■ **Work instruction**: The output should match the data below line for line.

■ **Excerpted data**:
....
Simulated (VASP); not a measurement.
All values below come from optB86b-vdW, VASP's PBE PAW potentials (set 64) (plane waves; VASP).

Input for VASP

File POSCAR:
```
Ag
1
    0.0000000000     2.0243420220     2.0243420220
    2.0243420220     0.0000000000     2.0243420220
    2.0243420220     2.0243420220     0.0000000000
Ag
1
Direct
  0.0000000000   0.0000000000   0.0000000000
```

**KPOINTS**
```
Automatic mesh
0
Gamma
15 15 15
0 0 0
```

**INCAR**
....

■ **Task answer**:
Simulated (VASP); not a measurement.
All values below come from optB86b-vdW, VASP's PBE PAW potentials (set 64) (plane waves; VASP).

Input for VASP

File POSCAR:
```
Ag
1
    0.0000000000     2.0243420220     2.0243420220
    2.0243420220     0.0000000000     2.0243420220
    2.0243420220     2.0243420220     0.0000000000
Ag
1
Direct
  0.0000000000   0.0000000000   0.0000000000
```

**KPOINTS**
```
Automatic mesh
0
Gamma
15 15 15
0 0 0
```

**INCAR**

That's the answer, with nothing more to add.